= REQUIRED ACTION =
Copy nothing but the lines below running from the line containing "- Potentials or" through the line containing "Question: Where does the relaxation end?", both end lines included.

BEGIN

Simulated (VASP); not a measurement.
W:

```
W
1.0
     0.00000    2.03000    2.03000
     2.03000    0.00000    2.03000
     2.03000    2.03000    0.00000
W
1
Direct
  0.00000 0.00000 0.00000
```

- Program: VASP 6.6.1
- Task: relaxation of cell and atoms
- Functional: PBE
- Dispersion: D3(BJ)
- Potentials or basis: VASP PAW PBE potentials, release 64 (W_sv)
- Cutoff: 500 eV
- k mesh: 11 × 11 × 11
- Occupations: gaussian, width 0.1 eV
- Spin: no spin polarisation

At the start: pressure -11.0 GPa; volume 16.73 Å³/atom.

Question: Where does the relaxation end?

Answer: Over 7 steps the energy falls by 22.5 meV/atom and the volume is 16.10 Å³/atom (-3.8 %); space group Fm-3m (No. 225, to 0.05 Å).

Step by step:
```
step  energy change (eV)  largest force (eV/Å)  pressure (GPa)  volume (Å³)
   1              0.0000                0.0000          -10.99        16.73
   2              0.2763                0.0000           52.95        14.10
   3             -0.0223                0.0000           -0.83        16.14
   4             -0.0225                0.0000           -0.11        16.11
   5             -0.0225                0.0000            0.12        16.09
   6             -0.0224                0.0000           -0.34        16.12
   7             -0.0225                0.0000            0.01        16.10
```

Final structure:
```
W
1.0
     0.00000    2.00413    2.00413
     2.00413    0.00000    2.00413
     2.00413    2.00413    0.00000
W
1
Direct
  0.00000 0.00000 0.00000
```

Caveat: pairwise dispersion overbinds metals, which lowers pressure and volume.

END

= TASK SOLUTION =
- Potentials or basis: VASP PAW PBE potentials, release 64 (W_sv)
- Cutoff: 500 eV
- k mesh: 11 × 11 × 11
- Occupations: gaussian, width 0.1 eV
- Spin: no spin polarisation

At the start: pressure -11.0 GPa; volume 16.73 Å³/atom.

Question: Where does the relaxation end?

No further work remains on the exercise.